◆ WORK ITEM ◆
Below are some records. Return exactly the lines from the one containing "and temperature add?**" through the one containing "Zero-point change −7.8", both included, and only those.

=====
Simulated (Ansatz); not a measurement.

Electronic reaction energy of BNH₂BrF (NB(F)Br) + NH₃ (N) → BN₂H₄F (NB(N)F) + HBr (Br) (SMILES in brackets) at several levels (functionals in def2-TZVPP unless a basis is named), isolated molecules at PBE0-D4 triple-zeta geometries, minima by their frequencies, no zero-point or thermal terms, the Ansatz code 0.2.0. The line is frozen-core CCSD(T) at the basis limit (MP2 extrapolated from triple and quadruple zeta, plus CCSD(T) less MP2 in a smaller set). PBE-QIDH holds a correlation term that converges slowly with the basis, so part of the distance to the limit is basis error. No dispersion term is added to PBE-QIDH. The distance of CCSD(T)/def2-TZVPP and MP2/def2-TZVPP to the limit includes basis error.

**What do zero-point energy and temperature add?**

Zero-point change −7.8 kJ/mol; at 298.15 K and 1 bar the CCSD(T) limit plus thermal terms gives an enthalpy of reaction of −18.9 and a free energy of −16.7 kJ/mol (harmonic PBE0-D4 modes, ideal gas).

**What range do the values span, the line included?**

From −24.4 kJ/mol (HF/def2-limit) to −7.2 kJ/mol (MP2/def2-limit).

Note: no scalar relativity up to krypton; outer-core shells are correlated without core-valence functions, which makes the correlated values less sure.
=====

◆ EXERCISE RESULT ◆
**What do zero-point energy and temperature add?**

Zero-point change −7.8 kJ/mol; at 298.15 K and 1 bar the CCSD(T) limit plus thermal terms gives an enthalpy of reaction of −18.9 and a free energy of −16.7 kJ/mol (harmonic PBE0-D4 modes, ideal gas).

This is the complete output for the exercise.